REQUIRED ACTION =
Only one stretch of the listing below is wanted: every line from the first to the line containing "C: NC[SiH2]O", set down exactly.

※ ※ ※
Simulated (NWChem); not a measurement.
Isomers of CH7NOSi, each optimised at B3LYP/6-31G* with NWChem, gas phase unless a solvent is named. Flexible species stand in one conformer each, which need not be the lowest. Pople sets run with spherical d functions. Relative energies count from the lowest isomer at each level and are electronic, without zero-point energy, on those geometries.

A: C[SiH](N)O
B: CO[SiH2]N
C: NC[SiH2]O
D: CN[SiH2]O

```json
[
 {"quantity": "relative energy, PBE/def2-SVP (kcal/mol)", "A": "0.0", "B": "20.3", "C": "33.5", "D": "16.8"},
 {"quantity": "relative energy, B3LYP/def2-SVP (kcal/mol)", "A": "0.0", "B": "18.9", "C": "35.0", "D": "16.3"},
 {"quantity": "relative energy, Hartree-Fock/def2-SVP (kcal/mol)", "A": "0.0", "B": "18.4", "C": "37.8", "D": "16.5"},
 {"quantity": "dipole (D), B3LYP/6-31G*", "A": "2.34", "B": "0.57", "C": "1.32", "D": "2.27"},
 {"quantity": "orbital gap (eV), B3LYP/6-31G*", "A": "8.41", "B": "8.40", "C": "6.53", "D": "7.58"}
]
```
※ ※ ※

REPLY =
Simulated (NWChem); not a measurement.
Isomers of CH7NOSi, each optimised at B3LYP/6-31G* with NWChem, gas phase unless a solvent is named. Flexible species stand in one conformer each, which need not be the lowest. Pople sets run with spherical d functions. Relative energies count from the lowest isomer at each level and are electronic, without zero-point energy, on those geometries.

A: C[SiH](N)O
B: CO[SiH2]N
C: NC[SiH2]O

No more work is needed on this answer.